### Recorded data
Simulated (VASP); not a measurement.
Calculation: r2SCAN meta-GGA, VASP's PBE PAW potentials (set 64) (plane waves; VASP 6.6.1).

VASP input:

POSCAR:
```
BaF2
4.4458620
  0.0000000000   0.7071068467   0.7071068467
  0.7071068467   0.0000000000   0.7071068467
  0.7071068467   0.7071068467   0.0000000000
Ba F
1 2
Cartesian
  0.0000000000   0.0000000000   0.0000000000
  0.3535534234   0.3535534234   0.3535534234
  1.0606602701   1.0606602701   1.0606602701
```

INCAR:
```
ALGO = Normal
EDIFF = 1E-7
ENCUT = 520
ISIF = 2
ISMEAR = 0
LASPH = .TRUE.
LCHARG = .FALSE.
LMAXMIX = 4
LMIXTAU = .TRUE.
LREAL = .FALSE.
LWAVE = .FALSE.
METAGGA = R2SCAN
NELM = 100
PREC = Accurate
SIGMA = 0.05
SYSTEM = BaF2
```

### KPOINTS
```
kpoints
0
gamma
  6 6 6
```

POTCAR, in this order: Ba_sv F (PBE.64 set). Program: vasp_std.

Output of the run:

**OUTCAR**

### Activity
Each entry above needs to be output exactly as written.

### Written reply
Simulated (VASP); not a measurement.
Calculation: r2SCAN meta-GGA, VASP's PBE PAW potentials (set 64) (plane waves; VASP 6.6.1).

VASP input:

POSCAR:
```
BaF2
4.4458620
  0.0000000000   0.7071068467   0.7071068467
  0.7071068467   0.0000000000   0.7071068467
  0.7071068467   0.7071068467   0.0000000000
Ba F
1 2
Cartesian
  0.0000000000   0.0000000000   0.0000000000
  0.3535534234   0.3535534234   0.3535534234
  1.0606602701   1.0606602701   1.0606602701
```

INCAR:
```
ALGO = Normal
EDIFF = 1E-7
ENCUT = 520
ISIF = 2
ISMEAR = 0
LASPH = .TRUE.
LCHARG = .FALSE.
LMAXMIX = 4
LMIXTAU = .TRUE.
LREAL = .FALSE.
LWAVE = .FALSE.
METAGGA = R2SCAN
NELM = 100
PREC = Accurate
SIGMA = 0.05
SYSTEM = BaF2
```

### KPOINTS
```
kpoints
0
gamma
  6 6 6
```

POTCAR, in this order: Ba_sv F (PBE.64 set). Program: vasp_std.

Output of the run:

**OUTCAR**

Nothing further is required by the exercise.